* [ACTION ITEM]: The records that follow must be printed exactly as they are.

[[ DATA RECORDS open ]]

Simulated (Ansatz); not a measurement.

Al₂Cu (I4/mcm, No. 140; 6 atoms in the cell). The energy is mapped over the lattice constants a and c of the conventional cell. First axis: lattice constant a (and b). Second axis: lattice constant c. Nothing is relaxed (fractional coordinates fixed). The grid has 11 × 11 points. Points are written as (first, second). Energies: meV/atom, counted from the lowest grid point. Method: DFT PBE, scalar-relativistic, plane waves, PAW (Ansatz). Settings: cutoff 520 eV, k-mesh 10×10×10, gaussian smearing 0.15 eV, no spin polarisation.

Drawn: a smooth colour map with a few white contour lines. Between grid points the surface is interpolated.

[[ DATA RECORDS closed ]]

* [WRITTEN REPLY]:
Simulated (Ansatz); not a measurement.

Al₂Cu (I4/mcm, No. 140; 6 atoms in the cell). The energy is mapped over the lattice constants a and c of the conventional cell. First axis: lattice constant a (and b). Second axis: lattice constant c. Nothing is relaxed (fractional coordinates fixed). The grid has 11 × 11 points. Points are written as (first, second). Energies: meV/atom, counted from the lowest grid point. Method: DFT PBE, scalar-relativistic, plane waves, PAW (Ansatz). Settings: cutoff 520 eV, k-mesh 10×10×10, gaussian smearing 0.15 eV, no spin polarisation.

Drawn: a smooth colour map with a few white contour lines. Between grid points the surface is interpolated.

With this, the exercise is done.